Exercise: Take the records below and retype them line by line, from the first line through the one containing "It took 6.9"; stop there.

Top of Source information

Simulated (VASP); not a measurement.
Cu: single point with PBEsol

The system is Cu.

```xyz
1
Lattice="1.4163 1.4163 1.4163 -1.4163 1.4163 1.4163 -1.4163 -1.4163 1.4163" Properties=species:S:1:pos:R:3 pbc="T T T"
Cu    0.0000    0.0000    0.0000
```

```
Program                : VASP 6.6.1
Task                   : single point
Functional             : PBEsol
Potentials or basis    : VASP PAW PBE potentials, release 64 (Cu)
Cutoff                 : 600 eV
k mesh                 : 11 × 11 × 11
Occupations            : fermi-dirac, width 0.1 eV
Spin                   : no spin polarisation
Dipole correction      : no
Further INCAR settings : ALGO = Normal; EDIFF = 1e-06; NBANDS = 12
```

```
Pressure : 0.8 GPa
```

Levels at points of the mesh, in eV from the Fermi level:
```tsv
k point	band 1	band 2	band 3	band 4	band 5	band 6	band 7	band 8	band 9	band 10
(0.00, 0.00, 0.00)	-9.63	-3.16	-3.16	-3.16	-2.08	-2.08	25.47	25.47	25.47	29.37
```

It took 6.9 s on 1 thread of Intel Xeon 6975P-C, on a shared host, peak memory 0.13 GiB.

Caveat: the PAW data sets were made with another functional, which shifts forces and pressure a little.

Bottom of Source information

Written solution:
Simulated (VASP); not a measurement.
Cu: single point with PBEsol

The system is Cu.

```xyz
1
Lattice="1.4163 1.4163 1.4163 -1.4163 1.4163 1.4163 -1.4163 -1.4163 1.4163" Properties=species:S:1:pos:R:3 pbc="T T T"
Cu    0.0000    0.0000    0.0000
```

```
Program                : VASP 6.6.1
Task                   : single point
Functional             : PBEsol
Potentials or basis    : VASP PAW PBE potentials, release 64 (Cu)
Cutoff                 : 600 eV
k mesh                 : 11 × 11 × 11
Occupations            : fermi-dirac, width 0.1 eV
Spin                   : no spin polarisation
Dipole correction      : no
Further INCAR settings : ALGO = Normal; EDIFF = 1e-06; NBANDS = 12
```

```
Pressure : 0.8 GPa
```

Levels at points of the mesh, in eV from the Fermi level:
```tsv
k point	band 1	band 2	band 3	band 4	band 5	band 6	band 7	band 8	band 9	band 10
(0.00, 0.00, 0.00)	-9.63	-3.16	-3.16	-3.16	-2.08	-2.08	25.47	25.47	25.47	29.37
```

It took 6.9 s on 1 thread of Intel Xeon 6975P-C, on a shared host, peak memory 0.13 GiB.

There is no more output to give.